RECORDS SUPPLIED
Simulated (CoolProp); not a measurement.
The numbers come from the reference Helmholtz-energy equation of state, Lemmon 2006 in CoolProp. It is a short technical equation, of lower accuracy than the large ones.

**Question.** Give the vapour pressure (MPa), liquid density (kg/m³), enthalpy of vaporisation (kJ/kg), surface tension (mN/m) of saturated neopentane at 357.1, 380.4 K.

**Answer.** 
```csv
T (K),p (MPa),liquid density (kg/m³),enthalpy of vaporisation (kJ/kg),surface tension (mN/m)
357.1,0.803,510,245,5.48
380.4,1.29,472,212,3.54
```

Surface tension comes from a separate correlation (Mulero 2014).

ASSIGNED TASK
Would you print all of the entries exactly as they stand?

WRITTEN REPLY
Simulated (CoolProp); not a measurement.
The numbers come from the reference Helmholtz-energy equation of state, Lemmon 2006 in CoolProp. It is a short technical equation, of lower accuracy than the large ones.

**Question.** Give the vapour pressure (MPa), liquid density (kg/m³), enthalpy of vaporisation (kJ/kg), surface tension (mN/m) of saturated neopentane at 357.1, 380.4 K.

**Answer.** 
```csv
T (K),p (MPa),liquid density (kg/m³),enthalpy of vaporisation (kJ/kg),surface tension (mN/m)
357.1,0.803,510,245,5.48
380.4,1.29,472,212,3.54
```

Surface tension comes from a separate correlation (Mulero 2014).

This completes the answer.